DATASET RECORDS:
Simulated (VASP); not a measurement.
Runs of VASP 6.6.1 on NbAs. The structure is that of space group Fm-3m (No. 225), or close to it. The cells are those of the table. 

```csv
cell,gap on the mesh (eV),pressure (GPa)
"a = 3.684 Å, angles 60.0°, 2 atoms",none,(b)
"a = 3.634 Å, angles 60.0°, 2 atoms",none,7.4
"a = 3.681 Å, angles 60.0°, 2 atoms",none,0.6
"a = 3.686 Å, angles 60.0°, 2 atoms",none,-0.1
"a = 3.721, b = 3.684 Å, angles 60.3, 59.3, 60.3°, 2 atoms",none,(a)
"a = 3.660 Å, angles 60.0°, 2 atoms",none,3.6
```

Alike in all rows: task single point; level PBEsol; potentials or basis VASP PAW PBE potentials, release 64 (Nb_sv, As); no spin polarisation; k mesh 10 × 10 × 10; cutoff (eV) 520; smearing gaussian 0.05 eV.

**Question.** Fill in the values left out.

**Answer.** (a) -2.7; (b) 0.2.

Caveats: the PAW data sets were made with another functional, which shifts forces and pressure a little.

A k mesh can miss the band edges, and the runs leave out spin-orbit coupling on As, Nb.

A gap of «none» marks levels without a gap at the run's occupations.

WORK INSTRUCTION: Find the line with "Caveats: the PAW" in the material above. Reproduce it and each line after it up to and including the line with "A k mesh can".

REPLY:
Caveats: the PAW data sets were made with another functional, which shifts forces and pressure a little.

A k mesh can miss the band edges, and the runs leave out spin-orbit coupling on As, Nb.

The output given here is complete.